**Record extracts:**
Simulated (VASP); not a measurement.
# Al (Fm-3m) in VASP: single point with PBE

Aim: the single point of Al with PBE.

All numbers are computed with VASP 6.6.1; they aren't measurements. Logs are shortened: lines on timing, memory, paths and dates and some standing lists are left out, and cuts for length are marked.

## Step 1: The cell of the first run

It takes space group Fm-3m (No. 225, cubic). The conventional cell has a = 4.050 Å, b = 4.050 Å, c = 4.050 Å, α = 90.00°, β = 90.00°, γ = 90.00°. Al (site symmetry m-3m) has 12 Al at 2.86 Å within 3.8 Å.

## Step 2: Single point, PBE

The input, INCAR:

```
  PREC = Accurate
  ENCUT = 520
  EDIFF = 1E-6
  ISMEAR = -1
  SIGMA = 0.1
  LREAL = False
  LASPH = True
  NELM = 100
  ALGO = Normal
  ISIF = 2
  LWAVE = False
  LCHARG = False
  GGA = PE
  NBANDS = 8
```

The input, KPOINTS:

**Assigned task:** Return the whole listing, keeping every word as it is.

**Task answer:**
Simulated (VASP); not a measurement.
# Al (Fm-3m) in VASP: single point with PBE

Aim: the single point of Al with PBE.

All numbers are computed with VASP 6.6.1; they aren't measurements. Logs are shortened: lines on timing, memory, paths and dates and some standing lists are left out, and cuts for length are marked.

## Step 1: The cell of the first run

It takes space group Fm-3m (No. 225, cubic). The conventional cell has a = 4.050 Å, b = 4.050 Å, c = 4.050 Å, α = 90.00°, β = 90.00°, γ = 90.00°. Al (site symmetry m-3m) has 12 Al at 2.86 Å within 3.8 Å.

## Step 2: Single point, PBE

The input, INCAR:

```
  PREC = Accurate
  ENCUT = 520
  EDIFF = 1E-6
  ISMEAR = -1
  SIGMA = 0.1
  LREAL = False
  LASPH = True
  NELM = 100
  ALGO = Normal
  ISIF = 2
  LWAVE = False
  LCHARG = False
  GGA = PE
  NBANDS = 8
```

The input, KPOINTS:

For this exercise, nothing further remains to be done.